* _Work item_
Below is a listing; restate from it, character for character, the lines beginning at the line holding "Levels at points" and ending at the line holding "It took 79 s", both included.

* _Data supplied_
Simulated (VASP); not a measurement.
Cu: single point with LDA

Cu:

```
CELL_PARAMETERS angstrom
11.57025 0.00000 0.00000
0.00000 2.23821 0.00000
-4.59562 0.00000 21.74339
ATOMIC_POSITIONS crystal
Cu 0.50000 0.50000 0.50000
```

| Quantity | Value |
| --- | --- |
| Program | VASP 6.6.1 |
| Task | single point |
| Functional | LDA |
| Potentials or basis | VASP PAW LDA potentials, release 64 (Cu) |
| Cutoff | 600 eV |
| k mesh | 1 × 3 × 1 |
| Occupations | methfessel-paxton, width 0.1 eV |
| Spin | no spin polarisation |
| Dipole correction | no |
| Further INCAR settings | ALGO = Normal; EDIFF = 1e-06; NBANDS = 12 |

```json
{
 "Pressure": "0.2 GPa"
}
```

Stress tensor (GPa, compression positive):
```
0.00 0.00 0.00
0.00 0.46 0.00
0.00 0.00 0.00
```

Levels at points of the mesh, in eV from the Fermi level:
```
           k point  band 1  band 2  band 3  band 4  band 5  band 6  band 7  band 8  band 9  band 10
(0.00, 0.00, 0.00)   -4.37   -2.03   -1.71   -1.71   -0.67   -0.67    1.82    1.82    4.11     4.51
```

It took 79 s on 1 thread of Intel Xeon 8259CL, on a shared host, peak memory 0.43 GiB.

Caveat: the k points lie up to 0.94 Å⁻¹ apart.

* _Problem solution_
Levels at points of the mesh, in eV from the Fermi level:
```
           k point  band 1  band 2  band 3  band 4  band 5  band 6  band 7  band 8  band 9  band 10
(0.00, 0.00, 0.00)   -4.37   -2.03   -1.71   -1.71   -0.67   -0.67    1.82    1.82    4.11     4.51
```

It took 79 s on 1 thread of Intel Xeon 8259CL, on a shared host, peak memory 0.43 GiB.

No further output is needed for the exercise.